• [REQUIRED ACTION]: Output all of the entries beneath, exactly as written.

:: STORED DATA ::

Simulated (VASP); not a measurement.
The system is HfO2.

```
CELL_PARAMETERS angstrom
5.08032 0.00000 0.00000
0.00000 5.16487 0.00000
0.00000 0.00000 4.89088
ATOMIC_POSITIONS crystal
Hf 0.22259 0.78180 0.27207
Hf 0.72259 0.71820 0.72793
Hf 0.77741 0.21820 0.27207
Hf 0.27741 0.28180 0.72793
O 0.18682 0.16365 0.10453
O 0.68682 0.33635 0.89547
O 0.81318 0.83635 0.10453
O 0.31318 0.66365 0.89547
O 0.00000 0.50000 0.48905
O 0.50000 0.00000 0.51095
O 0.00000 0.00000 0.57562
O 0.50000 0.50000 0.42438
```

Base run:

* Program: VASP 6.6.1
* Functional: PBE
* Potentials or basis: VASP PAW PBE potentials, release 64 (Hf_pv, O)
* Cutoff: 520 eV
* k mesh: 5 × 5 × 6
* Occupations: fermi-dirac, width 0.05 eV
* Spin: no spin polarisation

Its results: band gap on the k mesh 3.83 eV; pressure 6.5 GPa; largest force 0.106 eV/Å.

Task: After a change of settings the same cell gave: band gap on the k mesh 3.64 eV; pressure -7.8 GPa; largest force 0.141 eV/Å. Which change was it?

:::

• [ANSWER BOX]:
Simulated (VASP); not a measurement.
The system is HfO2.

```
CELL_PARAMETERS angstrom
5.08032 0.00000 0.00000
0.00000 5.16487 0.00000
0.00000 0.00000 4.89088
ATOMIC_POSITIONS crystal
Hf 0.22259 0.78180 0.27207
Hf 0.72259 0.71820 0.72793
Hf 0.77741 0.21820 0.27207
Hf 0.27741 0.28180 0.72793
O 0.18682 0.16365 0.10453
O 0.68682 0.33635 0.89547
O 0.81318 0.83635 0.10453
O 0.31318 0.66365 0.89547
O 0.00000 0.50000 0.48905
O 0.50000 0.00000 0.51095
O 0.00000 0.00000 0.57562
O 0.50000 0.50000 0.42438
```

Base run:

* Program: VASP 6.6.1
* Functional: PBE
* Potentials or basis: VASP PAW PBE potentials, release 64 (Hf_pv, O)
* Cutoff: 520 eV
* k mesh: 5 × 5 × 6
* Occupations: fermi-dirac, width 0.05 eV
* Spin: no spin polarisation

Its results: band gap on the k mesh 3.83 eV; pressure 6.5 GPa; largest force 0.106 eV/Å.

Task: After a change of settings the same cell gave: band gap on the k mesh 3.64 eV; pressure -7.8 GPa; largest force 0.141 eV/Å. Which change was it?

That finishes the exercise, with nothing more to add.